◆ **ACTIVITY**
Beneath this instruction is a block of data; output from it exactly the lines that run from the one containing "Alike in both" through the one containing "0.48 | -0.027 |", inclusive.

◆ **LISTED RECORDS**
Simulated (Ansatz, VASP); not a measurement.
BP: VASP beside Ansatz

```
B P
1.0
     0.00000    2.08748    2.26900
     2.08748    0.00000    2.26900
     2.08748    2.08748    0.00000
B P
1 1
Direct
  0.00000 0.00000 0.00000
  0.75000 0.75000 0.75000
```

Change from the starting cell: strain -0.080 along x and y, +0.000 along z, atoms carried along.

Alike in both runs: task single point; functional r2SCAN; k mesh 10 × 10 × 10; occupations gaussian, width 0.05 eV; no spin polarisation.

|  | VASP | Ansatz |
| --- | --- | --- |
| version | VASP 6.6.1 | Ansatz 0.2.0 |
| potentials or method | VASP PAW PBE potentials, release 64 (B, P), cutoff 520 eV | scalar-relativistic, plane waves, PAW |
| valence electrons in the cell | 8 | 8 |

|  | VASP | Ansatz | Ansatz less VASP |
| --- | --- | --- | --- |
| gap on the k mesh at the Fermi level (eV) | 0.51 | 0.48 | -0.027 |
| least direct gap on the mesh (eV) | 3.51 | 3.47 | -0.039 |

◆ **EXERCISE OUTPUT**
Alike in both runs: task single point; functional r2SCAN; k mesh 10 × 10 × 10; occupations gaussian, width 0.05 eV; no spin polarisation.

|  | VASP | Ansatz |
| --- | --- | --- |
| version | VASP 6.6.1 | Ansatz 0.2.0 |
| potentials or method | VASP PAW PBE potentials, release 64 (B, P), cutoff 520 eV | scalar-relativistic, plane waves, PAW |
| valence electrons in the cell | 8 | 8 |

|  | VASP | Ansatz | Ansatz less VASP |
| --- | --- | --- | --- |
| gap on the k mesh at the Fermi level (eV) | 0.51 | 0.48 | -0.027 |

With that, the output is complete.